■ Data extract ■
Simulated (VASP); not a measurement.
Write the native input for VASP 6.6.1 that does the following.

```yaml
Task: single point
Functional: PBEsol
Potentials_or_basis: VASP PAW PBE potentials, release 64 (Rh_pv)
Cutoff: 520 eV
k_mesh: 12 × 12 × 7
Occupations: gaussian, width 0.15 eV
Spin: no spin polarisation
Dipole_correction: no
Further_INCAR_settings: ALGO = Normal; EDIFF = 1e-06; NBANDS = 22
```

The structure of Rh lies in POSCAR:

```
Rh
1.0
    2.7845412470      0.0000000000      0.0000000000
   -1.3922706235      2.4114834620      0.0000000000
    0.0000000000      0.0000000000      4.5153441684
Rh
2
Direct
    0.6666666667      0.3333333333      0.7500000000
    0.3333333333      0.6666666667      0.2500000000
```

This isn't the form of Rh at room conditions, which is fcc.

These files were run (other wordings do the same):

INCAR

■ Assigned task ■
Nothing past the line containing "These files were" should be restated; transcribe the material exactly from its first line through that line.

■ Written solution ■
Simulated (VASP); not a measurement.
Write the native input for VASP 6.6.1 that does the following.

```yaml
Task: single point
Functional: PBEsol
Potentials_or_basis: VASP PAW PBE potentials, release 64 (Rh_pv)
Cutoff: 520 eV
k_mesh: 12 × 12 × 7
Occupations: gaussian, width 0.15 eV
Spin: no spin polarisation
Dipole_correction: no
Further_INCAR_settings: ALGO = Normal; EDIFF = 1e-06; NBANDS = 22
```

The structure of Rh lies in POSCAR:

```
Rh
1.0
    2.7845412470      0.0000000000      0.0000000000
   -1.3922706235      2.4114834620      0.0000000000
    0.0000000000      0.0000000000      4.5153441684
Rh
2
Direct
    0.6666666667      0.3333333333      0.7500000000
    0.3333333333      0.6666666667      0.2500000000
```

This isn't the form of Rh at room conditions, which is fcc.

These files were run (other wordings do the same):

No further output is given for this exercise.